◆ PROVIDED INFORMATION:
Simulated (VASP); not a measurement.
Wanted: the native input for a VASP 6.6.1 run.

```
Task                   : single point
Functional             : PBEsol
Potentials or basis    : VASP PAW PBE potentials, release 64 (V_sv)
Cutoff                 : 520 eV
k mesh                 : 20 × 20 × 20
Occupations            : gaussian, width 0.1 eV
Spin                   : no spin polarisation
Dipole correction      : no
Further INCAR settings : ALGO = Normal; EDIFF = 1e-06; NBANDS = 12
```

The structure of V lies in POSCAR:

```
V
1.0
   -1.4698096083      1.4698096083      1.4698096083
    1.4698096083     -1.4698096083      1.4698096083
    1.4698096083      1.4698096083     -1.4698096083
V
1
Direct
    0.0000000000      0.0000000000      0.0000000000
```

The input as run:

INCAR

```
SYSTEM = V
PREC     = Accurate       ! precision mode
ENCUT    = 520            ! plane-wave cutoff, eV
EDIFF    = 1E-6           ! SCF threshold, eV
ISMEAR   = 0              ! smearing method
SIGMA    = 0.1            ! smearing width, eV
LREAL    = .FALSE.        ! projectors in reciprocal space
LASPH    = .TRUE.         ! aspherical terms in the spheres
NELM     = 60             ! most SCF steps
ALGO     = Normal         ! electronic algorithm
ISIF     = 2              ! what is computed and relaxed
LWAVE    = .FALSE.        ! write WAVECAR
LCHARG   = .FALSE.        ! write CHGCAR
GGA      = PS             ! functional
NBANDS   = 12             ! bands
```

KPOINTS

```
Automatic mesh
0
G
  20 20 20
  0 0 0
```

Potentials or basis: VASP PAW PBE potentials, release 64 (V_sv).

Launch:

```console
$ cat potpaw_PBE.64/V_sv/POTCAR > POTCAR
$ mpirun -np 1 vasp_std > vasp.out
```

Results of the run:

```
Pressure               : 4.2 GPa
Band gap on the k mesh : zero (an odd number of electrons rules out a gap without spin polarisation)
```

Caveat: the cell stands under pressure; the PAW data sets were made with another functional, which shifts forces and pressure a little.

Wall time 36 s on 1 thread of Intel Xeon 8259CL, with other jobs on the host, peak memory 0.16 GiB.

◆ WORK ORDER: Please give an exact restatement of only the lines from the beginning of the material above to the line with "Caveat: the cell", inclusive.

◆ RESPONSE BOX:
Simulated (VASP); not a measurement.
Wanted: the native input for a VASP 6.6.1 run.

```
Task                   : single point
Functional             : PBEsol
Potentials or basis    : VASP PAW PBE potentials, release 64 (V_sv)
Cutoff                 : 520 eV
k mesh                 : 20 × 20 × 20
Occupations            : gaussian, width 0.1 eV
Spin                   : no spin polarisation
Dipole correction      : no
Further INCAR settings : ALGO = Normal; EDIFF = 1e-06; NBANDS = 12
```

The structure of V lies in POSCAR:

```
V
1.0
   -1.4698096083      1.4698096083      1.4698096083
    1.4698096083     -1.4698096083      1.4698096083
    1.4698096083      1.4698096083     -1.4698096083
V
1
Direct
    0.0000000000      0.0000000000      0.0000000000
```

The input as run:

INCAR

```
SYSTEM = V
PREC     = Accurate       ! precision mode
ENCUT    = 520            ! plane-wave cutoff, eV
EDIFF    = 1E-6           ! SCF threshold, eV
ISMEAR   = 0              ! smearing method
SIGMA    = 0.1            ! smearing width, eV
LREAL    = .FALSE.        ! projectors in reciprocal space
LASPH    = .TRUE.         ! aspherical terms in the spheres
NELM     = 60             ! most SCF steps
ALGO     = Normal         ! electronic algorithm
ISIF     = 2              ! what is computed and relaxed
LWAVE    = .FALSE.        ! write WAVECAR
LCHARG   = .FALSE.        ! write CHGCAR
GGA      = PS             ! functional
NBANDS   = 12             ! bands
```

KPOINTS

```
Automatic mesh
0
G
  20 20 20
  0 0 0
```

Potentials or basis: VASP PAW PBE potentials, release 64 (V_sv).

Launch:

```console
$ cat potpaw_PBE.64/V_sv/POTCAR > POTCAR
$ mpirun -np 1 vasp_std > vasp.out
```

Results of the run:

```
Pressure               : 4.2 GPa
Band gap on the k mesh : zero (an odd number of electrons rules out a gap without spin polarisation)
```

Caveat: the cell stands under pressure; the PAW data sets were made with another functional, which shifts forces and pressure a little.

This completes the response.